WORK ITEM » Give back exactly the lines of the data below, starting with the line that has "programs on Sc2AlF3**" and going on through the line that has "Ansatz 0.2.0 |".

____________________
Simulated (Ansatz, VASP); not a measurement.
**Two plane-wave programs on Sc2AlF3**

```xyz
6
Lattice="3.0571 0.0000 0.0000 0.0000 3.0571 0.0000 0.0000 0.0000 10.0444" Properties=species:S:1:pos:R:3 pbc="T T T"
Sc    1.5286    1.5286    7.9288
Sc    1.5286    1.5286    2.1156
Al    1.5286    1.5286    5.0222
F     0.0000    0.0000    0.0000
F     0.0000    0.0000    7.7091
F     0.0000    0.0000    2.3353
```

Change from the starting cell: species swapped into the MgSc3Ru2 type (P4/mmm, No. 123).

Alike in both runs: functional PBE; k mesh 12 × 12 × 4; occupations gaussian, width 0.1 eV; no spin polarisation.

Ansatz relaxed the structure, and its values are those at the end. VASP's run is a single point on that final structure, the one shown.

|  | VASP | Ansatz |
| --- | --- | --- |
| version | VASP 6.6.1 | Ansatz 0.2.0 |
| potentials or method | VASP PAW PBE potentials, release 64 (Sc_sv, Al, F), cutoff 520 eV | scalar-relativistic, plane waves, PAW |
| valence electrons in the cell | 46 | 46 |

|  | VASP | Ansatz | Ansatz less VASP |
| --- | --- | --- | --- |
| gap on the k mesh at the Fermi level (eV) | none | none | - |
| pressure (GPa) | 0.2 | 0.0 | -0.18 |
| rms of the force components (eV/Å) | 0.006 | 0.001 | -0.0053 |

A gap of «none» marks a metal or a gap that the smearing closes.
____________________

TASK RESPONSE »
**Two plane-wave programs on Sc2AlF3**

```xyz
6
Lattice="3.0571 0.0000 0.0000 0.0000 3.0571 0.0000 0.0000 0.0000 10.0444" Properties=species:S:1:pos:R:3 pbc="T T T"
Sc    1.5286    1.5286    7.9288
Sc    1.5286    1.5286    2.1156
Al    1.5286    1.5286    5.0222
F     0.0000    0.0000    0.0000
F     0.0000    0.0000    7.7091
F     0.0000    0.0000    2.3353
```

Change from the starting cell: species swapped into the MgSc3Ru2 type (P4/mmm, No. 123).

Alike in both runs: functional PBE; k mesh 12 × 12 × 4; occupations gaussian, width 0.1 eV; no spin polarisation.

Ansatz relaxed the structure, and its values are those at the end. VASP's run is a single point on that final structure, the one shown.

|  | VASP | Ansatz |
| --- | --- | --- |
| version | VASP 6.6.1 | Ansatz 0.2.0 |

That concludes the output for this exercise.